Task item. Write out exactly the first lines of the listing, ending on the line that contains "19.18 | 54.28 |".

Data for analysis.
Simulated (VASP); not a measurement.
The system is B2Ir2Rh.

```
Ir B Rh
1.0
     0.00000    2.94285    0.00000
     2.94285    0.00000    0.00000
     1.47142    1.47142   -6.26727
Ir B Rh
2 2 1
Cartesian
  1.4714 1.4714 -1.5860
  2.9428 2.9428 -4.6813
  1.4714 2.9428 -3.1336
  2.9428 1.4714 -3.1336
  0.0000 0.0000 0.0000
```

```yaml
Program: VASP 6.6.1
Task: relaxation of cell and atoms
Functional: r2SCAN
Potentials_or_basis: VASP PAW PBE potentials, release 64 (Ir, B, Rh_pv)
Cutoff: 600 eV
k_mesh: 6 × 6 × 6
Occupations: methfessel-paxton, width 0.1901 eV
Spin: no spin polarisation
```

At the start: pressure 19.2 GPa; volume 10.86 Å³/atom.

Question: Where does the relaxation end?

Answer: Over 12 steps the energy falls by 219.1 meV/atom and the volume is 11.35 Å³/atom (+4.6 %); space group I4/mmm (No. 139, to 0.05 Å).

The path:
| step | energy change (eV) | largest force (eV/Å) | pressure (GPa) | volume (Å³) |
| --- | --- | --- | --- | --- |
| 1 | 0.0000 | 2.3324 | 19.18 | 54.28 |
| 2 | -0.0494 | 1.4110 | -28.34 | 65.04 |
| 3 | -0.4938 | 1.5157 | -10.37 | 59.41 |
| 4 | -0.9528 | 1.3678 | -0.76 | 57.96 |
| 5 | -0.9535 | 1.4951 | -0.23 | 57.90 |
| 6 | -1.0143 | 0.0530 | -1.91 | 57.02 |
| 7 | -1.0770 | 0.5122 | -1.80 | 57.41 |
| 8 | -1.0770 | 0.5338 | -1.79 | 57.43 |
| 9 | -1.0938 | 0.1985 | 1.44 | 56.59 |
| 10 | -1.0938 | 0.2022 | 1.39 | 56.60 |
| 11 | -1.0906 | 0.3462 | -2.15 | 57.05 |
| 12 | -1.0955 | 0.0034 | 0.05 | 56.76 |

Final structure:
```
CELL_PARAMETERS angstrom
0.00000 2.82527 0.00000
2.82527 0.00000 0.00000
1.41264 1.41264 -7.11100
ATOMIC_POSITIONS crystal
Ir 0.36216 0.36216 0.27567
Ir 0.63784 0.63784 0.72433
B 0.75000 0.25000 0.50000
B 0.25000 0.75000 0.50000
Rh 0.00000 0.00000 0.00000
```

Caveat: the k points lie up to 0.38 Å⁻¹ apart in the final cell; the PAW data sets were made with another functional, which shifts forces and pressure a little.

Exercise output.
Simulated (VASP); not a measurement.
The system is B2Ir2Rh.

```
Ir B Rh
1.0
     0.00000    2.94285    0.00000
     2.94285    0.00000    0.00000
     1.47142    1.47142   -6.26727
Ir B Rh
2 2 1
Cartesian
  1.4714 1.4714 -1.5860
  2.9428 2.9428 -4.6813
  1.4714 2.9428 -3.1336
  2.9428 1.4714 -3.1336
  0.0000 0.0000 0.0000
```

```yaml
Program: VASP 6.6.1
Task: relaxation of cell and atoms
Functional: r2SCAN
Potentials_or_basis: VASP PAW PBE potentials, release 64 (Ir, B, Rh_pv)
Cutoff: 600 eV
k_mesh: 6 × 6 × 6
Occupations: methfessel-paxton, width 0.1901 eV
Spin: no spin polarisation
```

At the start: pressure 19.2 GPa; volume 10.86 Å³/atom.

Question: Where does the relaxation end?

Answer: Over 12 steps the energy falls by 219.1 meV/atom and the volume is 11.35 Å³/atom (+4.6 %); space group I4/mmm (No. 139, to 0.05 Å).

The path:
| step | energy change (eV) | largest force (eV/Å) | pressure (GPa) | volume (Å³) |
| --- | --- | --- | --- | --- |
| 1 | 0.0000 | 2.3324 | 19.18 | 54.28 |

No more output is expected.